Quote verbatim the span of lines that begins the listing below and closes with the line containing "0.52 | 0.52 |".

_____

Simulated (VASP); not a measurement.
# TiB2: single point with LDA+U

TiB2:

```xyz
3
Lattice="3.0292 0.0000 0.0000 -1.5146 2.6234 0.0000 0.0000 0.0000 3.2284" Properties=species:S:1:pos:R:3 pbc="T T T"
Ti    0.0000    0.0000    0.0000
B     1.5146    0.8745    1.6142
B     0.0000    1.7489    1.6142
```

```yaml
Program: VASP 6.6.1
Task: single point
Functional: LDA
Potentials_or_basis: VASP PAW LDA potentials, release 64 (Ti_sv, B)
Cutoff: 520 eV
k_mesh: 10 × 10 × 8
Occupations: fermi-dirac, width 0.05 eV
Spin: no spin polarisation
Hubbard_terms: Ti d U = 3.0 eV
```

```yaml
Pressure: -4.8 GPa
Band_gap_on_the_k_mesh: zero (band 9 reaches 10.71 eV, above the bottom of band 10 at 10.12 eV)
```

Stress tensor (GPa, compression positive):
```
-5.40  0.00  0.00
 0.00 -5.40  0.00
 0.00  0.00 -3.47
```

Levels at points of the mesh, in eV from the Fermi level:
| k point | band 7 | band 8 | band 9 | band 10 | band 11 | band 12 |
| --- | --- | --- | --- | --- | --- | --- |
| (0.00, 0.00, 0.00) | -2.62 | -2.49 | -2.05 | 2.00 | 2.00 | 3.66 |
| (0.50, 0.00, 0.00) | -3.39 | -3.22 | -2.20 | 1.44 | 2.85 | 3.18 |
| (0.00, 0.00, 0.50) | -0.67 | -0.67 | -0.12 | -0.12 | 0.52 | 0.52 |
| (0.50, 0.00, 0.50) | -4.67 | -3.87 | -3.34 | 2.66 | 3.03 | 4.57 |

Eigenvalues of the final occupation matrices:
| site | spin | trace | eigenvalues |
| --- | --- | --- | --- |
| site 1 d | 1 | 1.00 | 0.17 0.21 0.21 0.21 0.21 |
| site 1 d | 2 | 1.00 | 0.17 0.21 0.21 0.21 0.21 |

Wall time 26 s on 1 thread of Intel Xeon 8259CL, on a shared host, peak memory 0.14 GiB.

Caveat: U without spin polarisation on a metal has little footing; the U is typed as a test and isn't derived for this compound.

_____

ANSWER SECTION:
Simulated (VASP); not a measurement.
# TiB2: single point with LDA+U

TiB2:

```xyz
3
Lattice="3.0292 0.0000 0.0000 -1.5146 2.6234 0.0000 0.0000 0.0000 3.2284" Properties=species:S:1:pos:R:3 pbc="T T T"
Ti    0.0000    0.0000    0.0000
B     1.5146    0.8745    1.6142
B     0.0000    1.7489    1.6142
```

```yaml
Program: VASP 6.6.1
Task: single point
Functional: LDA
Potentials_or_basis: VASP PAW LDA potentials, release 64 (Ti_sv, B)
Cutoff: 520 eV
k_mesh: 10 × 10 × 8
Occupations: fermi-dirac, width 0.05 eV
Spin: no spin polarisation
Hubbard_terms: Ti d U = 3.0 eV
```

```yaml
Pressure: -4.8 GPa
Band_gap_on_the_k_mesh: zero (band 9 reaches 10.71 eV, above the bottom of band 10 at 10.12 eV)
```

Stress tensor (GPa, compression positive):
```
-5.40  0.00  0.00
 0.00 -5.40  0.00
 0.00  0.00 -3.47
```

Levels at points of the mesh, in eV from the Fermi level:
| k point | band 7 | band 8 | band 9 | band 10 | band 11 | band 12 |
| --- | --- | --- | --- | --- | --- | --- |
| (0.00, 0.00, 0.00) | -2.62 | -2.49 | -2.05 | 2.00 | 2.00 | 3.66 |
| (0.50, 0.00, 0.00) | -3.39 | -3.22 | -2.20 | 1.44 | 2.85 | 3.18 |
| (0.00, 0.00, 0.50) | -0.67 | -0.67 | -0.12 | -0.12 | 0.52 | 0.52 |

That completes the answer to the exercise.